▶ _Work request_:
The answer must restate the records below word for word.

▶ _Supplied entries_:
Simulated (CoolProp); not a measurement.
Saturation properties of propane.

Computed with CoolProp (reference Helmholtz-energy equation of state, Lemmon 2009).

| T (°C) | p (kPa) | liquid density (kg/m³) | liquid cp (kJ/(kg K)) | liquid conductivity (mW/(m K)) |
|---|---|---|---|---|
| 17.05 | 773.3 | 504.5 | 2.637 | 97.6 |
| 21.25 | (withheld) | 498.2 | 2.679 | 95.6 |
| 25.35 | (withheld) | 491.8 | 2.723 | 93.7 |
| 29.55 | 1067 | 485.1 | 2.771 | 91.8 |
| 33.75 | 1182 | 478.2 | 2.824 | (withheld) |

▶ _Expected answer_:
Simulated (CoolProp); not a measurement.
Saturation properties of propane.

Computed with CoolProp (reference Helmholtz-energy equation of state, Lemmon 2009).

| T (°C) | p (kPa) | liquid density (kg/m³) | liquid cp (kJ/(kg K)) | liquid conductivity (mW/(m K)) |
|---|---|---|---|---|
| 17.05 | 773.3 | 504.5 | 2.637 | 97.6 |
| 21.25 | (withheld) | 498.2 | 2.679 | 95.6 |
| 25.35 | (withheld) | 491.8 | 2.723 | 93.7 |
| 29.55 | 1067 | 485.1 | 2.771 | 91.8 |
| 33.75 | 1182 | 478.2 | 2.824 | (withheld) |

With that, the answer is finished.